▸ **Source data**
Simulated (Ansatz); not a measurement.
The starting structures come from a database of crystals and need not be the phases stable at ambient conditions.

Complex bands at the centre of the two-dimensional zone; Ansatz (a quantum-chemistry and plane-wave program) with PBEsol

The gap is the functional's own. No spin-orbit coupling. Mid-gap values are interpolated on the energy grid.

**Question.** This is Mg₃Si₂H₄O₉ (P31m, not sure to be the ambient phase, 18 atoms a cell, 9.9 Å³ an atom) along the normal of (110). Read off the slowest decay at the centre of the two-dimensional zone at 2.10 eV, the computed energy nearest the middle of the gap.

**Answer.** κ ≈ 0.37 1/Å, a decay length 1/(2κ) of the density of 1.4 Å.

▸ **Assignment**
Repeat all the entries above without altering anything.

▸ **Task response**
Simulated (Ansatz); not a measurement.
The starting structures come from a database of crystals and need not be the phases stable at ambient conditions.

Complex bands at the centre of the two-dimensional zone; Ansatz (a quantum-chemistry and plane-wave program) with PBEsol

The gap is the functional's own. No spin-orbit coupling. Mid-gap values are interpolated on the energy grid.

**Question.** This is Mg₃Si₂H₄O₉ (P31m, not sure to be the ambient phase, 18 atoms a cell, 9.9 Å³ an atom) along the normal of (110). Read off the slowest decay at the centre of the two-dimensional zone at 2.10 eV, the computed energy nearest the middle of the gap.

**Answer.** κ ≈ 0.37 1/Å, a decay length 1/(2κ) of the density of 1.4 Å.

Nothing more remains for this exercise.